**Data to examine**
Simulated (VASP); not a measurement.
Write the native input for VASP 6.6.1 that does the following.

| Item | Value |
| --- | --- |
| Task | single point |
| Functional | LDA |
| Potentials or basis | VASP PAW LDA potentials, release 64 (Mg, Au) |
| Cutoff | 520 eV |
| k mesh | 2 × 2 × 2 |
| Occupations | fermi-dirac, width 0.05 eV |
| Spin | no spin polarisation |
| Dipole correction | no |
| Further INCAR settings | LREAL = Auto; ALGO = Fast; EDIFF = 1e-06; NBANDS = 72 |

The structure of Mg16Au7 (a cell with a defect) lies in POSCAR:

**Work request**
Transcribe each line of the listing exactly.

**Answer section**
Simulated (VASP); not a measurement.
Write the native input for VASP 6.6.1 that does the following.

| Item | Value |
| --- | --- |
| Task | single point |
| Functional | LDA |
| Potentials or basis | VASP PAW LDA potentials, release 64 (Mg, Au) |
| Cutoff | 520 eV |
| k mesh | 2 × 2 × 2 |
| Occupations | fermi-dirac, width 0.05 eV |
| Spin | no spin polarisation |
| Dipole correction | no |
| Further INCAR settings | LREAL = Auto; ALGO = Fast; EDIFF = 1e-06; NBANDS = 72 |

The structure of Mg16Au7 (a cell with a defect) lies in POSCAR:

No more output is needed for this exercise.